Copy exactly, please, each line of the data below until the line that contains "Answer: Computed: r2SCAN" has been copied, beginning at the top.

· · · ·

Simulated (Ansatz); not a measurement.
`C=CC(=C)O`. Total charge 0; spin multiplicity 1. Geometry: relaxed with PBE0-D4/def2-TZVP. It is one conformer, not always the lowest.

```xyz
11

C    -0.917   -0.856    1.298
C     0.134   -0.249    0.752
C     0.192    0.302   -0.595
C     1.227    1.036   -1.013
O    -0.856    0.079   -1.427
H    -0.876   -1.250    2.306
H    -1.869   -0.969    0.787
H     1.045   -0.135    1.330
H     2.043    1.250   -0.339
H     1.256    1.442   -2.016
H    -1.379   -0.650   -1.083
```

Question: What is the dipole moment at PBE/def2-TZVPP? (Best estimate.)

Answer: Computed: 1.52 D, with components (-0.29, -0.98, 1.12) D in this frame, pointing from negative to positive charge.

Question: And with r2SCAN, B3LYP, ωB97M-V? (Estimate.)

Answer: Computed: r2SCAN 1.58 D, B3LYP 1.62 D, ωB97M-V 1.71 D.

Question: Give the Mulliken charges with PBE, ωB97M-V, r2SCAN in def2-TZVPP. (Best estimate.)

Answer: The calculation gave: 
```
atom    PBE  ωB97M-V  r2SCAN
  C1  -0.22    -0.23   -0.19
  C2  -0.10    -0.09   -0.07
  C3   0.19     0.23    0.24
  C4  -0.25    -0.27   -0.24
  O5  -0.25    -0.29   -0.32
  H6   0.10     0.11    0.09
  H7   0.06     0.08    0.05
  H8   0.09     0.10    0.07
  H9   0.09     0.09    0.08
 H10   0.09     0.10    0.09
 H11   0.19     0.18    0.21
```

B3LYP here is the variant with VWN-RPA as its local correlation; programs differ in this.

· · · ·

■ Your solution:
Simulated (Ansatz); not a measurement.
`C=CC(=C)O`. Total charge 0; spin multiplicity 1. Geometry: relaxed with PBE0-D4/def2-TZVP. It is one conformer, not always the lowest.

```xyz
11

C    -0.917   -0.856    1.298
C     0.134   -0.249    0.752
C     0.192    0.302   -0.595
C     1.227    1.036   -1.013
O    -0.856    0.079   -1.427
H    -0.876   -1.250    2.306
H    -1.869   -0.969    0.787
H     1.045   -0.135    1.330
H     2.043    1.250   -0.339
H     1.256    1.442   -2.016
H    -1.379   -0.650   -1.083
```

Question: What is the dipole moment at PBE/def2-TZVPP? (Best estimate.)

Answer: Computed: 1.52 D, with components (-0.29, -0.98, 1.12) D in this frame, pointing from negative to positive charge.

Question: And with r2SCAN, B3LYP, ωB97M-V? (Estimate.)

Answer: Computed: r2SCAN 1.58 D, B3LYP 1.62 D, ωB97M-V 1.71 D.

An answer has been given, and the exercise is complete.